------------------------------

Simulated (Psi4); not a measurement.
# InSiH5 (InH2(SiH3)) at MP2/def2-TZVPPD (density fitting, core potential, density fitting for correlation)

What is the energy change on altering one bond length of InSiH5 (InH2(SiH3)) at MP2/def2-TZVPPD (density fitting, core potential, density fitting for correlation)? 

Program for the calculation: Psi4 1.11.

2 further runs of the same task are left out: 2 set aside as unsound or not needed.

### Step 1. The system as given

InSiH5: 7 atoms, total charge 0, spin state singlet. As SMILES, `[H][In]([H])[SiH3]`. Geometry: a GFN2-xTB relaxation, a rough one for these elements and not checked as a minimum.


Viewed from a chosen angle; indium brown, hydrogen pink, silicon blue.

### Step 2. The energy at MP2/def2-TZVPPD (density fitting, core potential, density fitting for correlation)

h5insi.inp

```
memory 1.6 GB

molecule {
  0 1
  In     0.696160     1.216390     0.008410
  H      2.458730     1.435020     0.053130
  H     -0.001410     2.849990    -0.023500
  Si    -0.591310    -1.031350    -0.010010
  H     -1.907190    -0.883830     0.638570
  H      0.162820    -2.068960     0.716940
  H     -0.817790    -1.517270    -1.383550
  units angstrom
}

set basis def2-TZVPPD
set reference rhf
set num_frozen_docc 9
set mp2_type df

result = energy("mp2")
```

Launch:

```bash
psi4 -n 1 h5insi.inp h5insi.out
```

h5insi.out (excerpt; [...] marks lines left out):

------------------------------

» REQUIRED ACTION
Reproduce word for word the lines of the records above, beginning at the first and ending with the line where "# InSiH5 (InH2(SiH3))" appears, and nothing past it.

» WORKED SOLUTION
Simulated (Psi4); not a measurement.
# InSiH5 (InH2(SiH3)) at MP2/def2-TZVPPD (density fitting, core potential, density fitting for correlation)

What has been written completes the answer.